┌────────

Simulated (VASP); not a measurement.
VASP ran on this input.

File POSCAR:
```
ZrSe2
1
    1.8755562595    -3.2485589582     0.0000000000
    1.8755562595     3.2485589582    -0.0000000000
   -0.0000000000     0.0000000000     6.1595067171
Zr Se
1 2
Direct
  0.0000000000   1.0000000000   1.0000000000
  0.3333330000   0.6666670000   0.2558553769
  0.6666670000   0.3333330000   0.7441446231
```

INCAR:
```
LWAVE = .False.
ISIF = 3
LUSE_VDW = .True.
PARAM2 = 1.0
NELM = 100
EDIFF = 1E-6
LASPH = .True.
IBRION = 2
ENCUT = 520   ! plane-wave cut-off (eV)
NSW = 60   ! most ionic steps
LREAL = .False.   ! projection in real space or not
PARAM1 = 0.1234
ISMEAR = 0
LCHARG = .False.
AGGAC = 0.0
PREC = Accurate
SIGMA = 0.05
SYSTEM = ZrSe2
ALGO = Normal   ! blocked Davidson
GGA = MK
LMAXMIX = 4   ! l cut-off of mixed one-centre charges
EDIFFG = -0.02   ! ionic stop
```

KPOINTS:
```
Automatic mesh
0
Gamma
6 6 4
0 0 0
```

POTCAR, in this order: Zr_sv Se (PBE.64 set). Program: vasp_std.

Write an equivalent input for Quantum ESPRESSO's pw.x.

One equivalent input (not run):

└────────

For this task, write out exactly the lines of the entries above, starting at the line with "POTCAR, in this" and ending at the line with "Write an equivalent", both included, and no others.

» Response area
POTCAR, in this order: Zr_sv Se (PBE.64 set). Program: vasp_std.

Write an equivalent input for Quantum ESPRESSO's pw.x.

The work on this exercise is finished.